[[ Provided information open ]]

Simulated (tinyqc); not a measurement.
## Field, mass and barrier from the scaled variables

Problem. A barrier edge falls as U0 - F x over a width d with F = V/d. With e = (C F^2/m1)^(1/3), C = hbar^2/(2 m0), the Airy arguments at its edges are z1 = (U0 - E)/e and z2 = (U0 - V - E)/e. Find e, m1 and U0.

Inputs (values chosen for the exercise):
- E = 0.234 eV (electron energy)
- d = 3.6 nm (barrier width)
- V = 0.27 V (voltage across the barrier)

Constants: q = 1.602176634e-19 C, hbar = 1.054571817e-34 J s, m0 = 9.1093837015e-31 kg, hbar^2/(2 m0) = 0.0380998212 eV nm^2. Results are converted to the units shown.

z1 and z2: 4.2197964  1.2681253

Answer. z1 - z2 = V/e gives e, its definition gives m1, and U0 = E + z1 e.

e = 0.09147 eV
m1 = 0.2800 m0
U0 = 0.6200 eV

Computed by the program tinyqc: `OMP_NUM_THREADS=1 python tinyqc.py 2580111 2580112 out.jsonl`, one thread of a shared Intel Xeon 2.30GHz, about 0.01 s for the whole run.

[[ Provided information closed ]]

Reproduce the listing shown above in its entirety, exactly.

### Answer area
Simulated (tinyqc); not a measurement.
## Field, mass and barrier from the scaled variables

Problem. A barrier edge falls as U0 - F x over a width d with F = V/d. With e = (C F^2/m1)^(1/3), C = hbar^2/(2 m0), the Airy arguments at its edges are z1 = (U0 - E)/e and z2 = (U0 - V - E)/e. Find e, m1 and U0.

Inputs (values chosen for the exercise):
- E = 0.234 eV (electron energy)
- d = 3.6 nm (barrier width)
- V = 0.27 V (voltage across the barrier)

Constants: q = 1.602176634e-19 C, hbar = 1.054571817e-34 J s, m0 = 9.1093837015e-31 kg, hbar^2/(2 m0) = 0.0380998212 eV nm^2. Results are converted to the units shown.

z1 and z2: 4.2197964  1.2681253

Answer. z1 - z2 = V/e gives e, its definition gives m1, and U0 = E + z1 e.

e = 0.09147 eV
m1 = 0.2800 m0
U0 = 0.6200 eV

Computed by the program tinyqc: `OMP_NUM_THREADS=1 python tinyqc.py 2580111 2580112 out.jsonl`, one thread of a shared Intel Xeon 2.30GHz, about 0.01 s for the whole run.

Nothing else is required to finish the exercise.